Once you have read the data below, print all of it exactly.

▶ **RECORD EXTRACTS**
—————
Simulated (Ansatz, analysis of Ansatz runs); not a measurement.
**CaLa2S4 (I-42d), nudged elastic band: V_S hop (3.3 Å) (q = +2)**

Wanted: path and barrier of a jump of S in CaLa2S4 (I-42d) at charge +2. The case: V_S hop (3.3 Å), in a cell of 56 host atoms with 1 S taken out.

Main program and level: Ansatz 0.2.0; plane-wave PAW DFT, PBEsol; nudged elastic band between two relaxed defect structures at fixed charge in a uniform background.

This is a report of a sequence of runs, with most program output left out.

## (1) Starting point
—————

▶ **ANSWER BOX**
Simulated (Ansatz, analysis of Ansatz runs); not a measurement.
**CaLa2S4 (I-42d), nudged elastic band: V_S hop (3.3 Å) (q = +2)**

Wanted: path and barrier of a jump of S in CaLa2S4 (I-42d) at charge +2. The case: V_S hop (3.3 Å), in a cell of 56 host atoms with 1 S taken out.

Main program and level: Ansatz 0.2.0; plane-wave PAW DFT, PBEsol; nudged elastic band between two relaxed defect structures at fixed charge in a uniform background.

This is a report of a sequence of runs, with most program output left out.

## (1) Starting point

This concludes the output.